Among the lines below, copy exactly those from the one with "441.93 | -18.00 |" through the one with "460.40 | 0.48 |", counting both ends.

───── ENTRIES PROVIDED

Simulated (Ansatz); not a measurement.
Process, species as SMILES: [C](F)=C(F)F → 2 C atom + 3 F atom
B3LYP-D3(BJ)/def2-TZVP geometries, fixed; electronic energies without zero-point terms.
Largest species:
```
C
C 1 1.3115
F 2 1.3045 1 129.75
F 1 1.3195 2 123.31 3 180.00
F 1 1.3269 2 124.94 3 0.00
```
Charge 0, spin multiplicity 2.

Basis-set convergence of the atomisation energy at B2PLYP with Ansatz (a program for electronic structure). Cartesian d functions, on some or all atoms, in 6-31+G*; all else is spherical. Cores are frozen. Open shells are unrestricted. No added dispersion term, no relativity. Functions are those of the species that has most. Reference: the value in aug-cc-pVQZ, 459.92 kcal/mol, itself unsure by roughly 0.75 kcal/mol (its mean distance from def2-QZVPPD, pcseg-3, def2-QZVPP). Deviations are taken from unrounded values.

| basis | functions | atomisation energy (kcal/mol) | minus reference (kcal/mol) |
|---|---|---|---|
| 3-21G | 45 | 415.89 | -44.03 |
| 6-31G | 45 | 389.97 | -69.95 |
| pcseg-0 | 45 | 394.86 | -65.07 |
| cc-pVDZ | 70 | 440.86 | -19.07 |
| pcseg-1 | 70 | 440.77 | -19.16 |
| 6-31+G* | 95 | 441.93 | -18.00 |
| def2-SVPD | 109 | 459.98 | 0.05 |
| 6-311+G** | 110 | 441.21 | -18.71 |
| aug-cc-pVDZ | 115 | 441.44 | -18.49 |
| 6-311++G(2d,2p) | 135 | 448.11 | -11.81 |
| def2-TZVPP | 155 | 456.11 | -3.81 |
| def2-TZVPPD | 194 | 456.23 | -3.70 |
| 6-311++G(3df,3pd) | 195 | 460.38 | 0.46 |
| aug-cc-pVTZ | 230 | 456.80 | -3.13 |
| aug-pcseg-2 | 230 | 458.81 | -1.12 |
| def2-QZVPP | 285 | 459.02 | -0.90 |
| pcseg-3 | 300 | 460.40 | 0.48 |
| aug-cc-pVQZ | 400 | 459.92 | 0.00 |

──────────

**WRITTEN SOLUTION**.
| 6-31+G* | 95 | 441.93 | -18.00 |
| def2-SVPD | 109 | 459.98 | 0.05 |
| 6-311+G** | 110 | 441.21 | -18.71 |
| aug-cc-pVDZ | 115 | 441.44 | -18.49 |
| 6-311++G(2d,2p) | 135 | 448.11 | -11.81 |
| def2-TZVPP | 155 | 456.11 | -3.81 |
| def2-TZVPPD | 194 | 456.23 | -3.70 |
| 6-311++G(3df,3pd) | 195 | 460.38 | 0.46 |
| aug-cc-pVTZ | 230 | 456.80 | -3.13 |
| aug-pcseg-2 | 230 | 458.81 | -1.12 |
| def2-QZVPP | 285 | 459.02 | -0.90 |
| pcseg-3 | 300 | 460.40 | 0.48 |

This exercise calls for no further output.